WORK INSTRUCTION: Quote the listing below word for word, stopping after the line that contains "The cell was".

GIVEN RECORDS:
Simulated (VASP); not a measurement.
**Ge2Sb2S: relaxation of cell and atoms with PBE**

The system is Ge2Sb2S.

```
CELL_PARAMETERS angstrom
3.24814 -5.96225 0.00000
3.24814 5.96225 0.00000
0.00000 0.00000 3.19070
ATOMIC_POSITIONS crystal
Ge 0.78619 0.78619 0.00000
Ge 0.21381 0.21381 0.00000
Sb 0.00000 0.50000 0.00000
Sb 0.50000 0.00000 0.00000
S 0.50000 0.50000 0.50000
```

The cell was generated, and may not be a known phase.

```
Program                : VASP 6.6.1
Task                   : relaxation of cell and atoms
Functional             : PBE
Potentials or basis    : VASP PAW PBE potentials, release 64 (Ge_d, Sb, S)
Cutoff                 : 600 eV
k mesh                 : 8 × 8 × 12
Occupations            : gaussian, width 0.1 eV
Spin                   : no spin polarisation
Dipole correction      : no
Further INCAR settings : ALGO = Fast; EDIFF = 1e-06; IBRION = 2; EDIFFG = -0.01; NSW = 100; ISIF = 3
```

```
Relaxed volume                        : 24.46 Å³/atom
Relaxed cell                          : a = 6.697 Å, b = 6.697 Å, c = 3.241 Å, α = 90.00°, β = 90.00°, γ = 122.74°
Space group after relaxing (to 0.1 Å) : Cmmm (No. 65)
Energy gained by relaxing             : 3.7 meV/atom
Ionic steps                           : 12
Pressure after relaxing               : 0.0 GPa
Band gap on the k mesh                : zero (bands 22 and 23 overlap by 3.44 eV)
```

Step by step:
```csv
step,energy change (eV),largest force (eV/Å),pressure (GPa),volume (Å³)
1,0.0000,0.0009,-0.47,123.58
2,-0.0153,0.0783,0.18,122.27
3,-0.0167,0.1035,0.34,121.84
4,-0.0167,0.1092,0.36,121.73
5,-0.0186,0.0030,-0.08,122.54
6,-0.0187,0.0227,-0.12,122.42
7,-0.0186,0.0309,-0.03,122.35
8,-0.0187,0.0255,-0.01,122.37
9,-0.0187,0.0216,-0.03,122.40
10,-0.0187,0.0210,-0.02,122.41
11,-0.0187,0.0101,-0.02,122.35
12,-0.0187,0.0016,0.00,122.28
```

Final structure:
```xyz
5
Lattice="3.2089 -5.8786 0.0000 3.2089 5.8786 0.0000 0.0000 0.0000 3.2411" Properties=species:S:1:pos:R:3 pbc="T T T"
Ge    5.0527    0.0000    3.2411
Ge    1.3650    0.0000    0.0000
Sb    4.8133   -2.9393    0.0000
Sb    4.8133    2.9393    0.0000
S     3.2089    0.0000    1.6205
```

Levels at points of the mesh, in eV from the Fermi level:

YOUR SOLUTION:
Simulated (VASP); not a measurement.
**Ge2Sb2S: relaxation of cell and atoms with PBE**

The system is Ge2Sb2S.

```
CELL_PARAMETERS angstrom
3.24814 -5.96225 0.00000
3.24814 5.96225 0.00000
0.00000 0.00000 3.19070
ATOMIC_POSITIONS crystal
Ge 0.78619 0.78619 0.00000
Ge 0.21381 0.21381 0.00000
Sb 0.00000 0.50000 0.00000
Sb 0.50000 0.00000 0.00000
S 0.50000 0.50000 0.50000
```

The cell was generated, and may not be a known phase.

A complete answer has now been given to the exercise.